### EXERCISE
Copy the lines exactly as they appear, starting with the first line of the records and ending with the line that contains "Values from CoolProp's".

### SOURCE INFORMATION
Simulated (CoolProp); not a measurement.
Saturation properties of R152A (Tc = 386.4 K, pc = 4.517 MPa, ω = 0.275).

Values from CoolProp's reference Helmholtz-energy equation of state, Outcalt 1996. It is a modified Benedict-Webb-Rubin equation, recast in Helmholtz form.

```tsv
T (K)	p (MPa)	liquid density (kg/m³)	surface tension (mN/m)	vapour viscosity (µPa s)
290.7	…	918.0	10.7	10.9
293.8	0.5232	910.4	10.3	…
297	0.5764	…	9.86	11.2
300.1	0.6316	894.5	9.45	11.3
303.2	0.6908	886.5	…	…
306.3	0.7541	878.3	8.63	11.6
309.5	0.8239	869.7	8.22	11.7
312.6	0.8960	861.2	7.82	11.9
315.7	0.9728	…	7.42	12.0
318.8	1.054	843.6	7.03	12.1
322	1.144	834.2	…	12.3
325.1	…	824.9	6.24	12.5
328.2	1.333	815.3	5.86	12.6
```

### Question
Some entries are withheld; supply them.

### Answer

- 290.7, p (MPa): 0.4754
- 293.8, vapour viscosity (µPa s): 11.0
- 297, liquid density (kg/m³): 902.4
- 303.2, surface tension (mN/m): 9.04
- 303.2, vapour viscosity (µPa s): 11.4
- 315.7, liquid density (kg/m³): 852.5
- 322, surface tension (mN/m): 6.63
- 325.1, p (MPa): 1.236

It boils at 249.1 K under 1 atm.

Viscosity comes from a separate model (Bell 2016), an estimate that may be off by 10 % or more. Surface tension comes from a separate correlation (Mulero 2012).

### SOLUTION
Simulated (CoolProp); not a measurement.
Saturation properties of R152A (Tc = 386.4 K, pc = 4.517 MPa, ω = 0.275).

Values from CoolProp's reference Helmholtz-energy equation of state, Outcalt 1996. It is a modified Benedict-Webb-Rubin equation, recast in Helmholtz form.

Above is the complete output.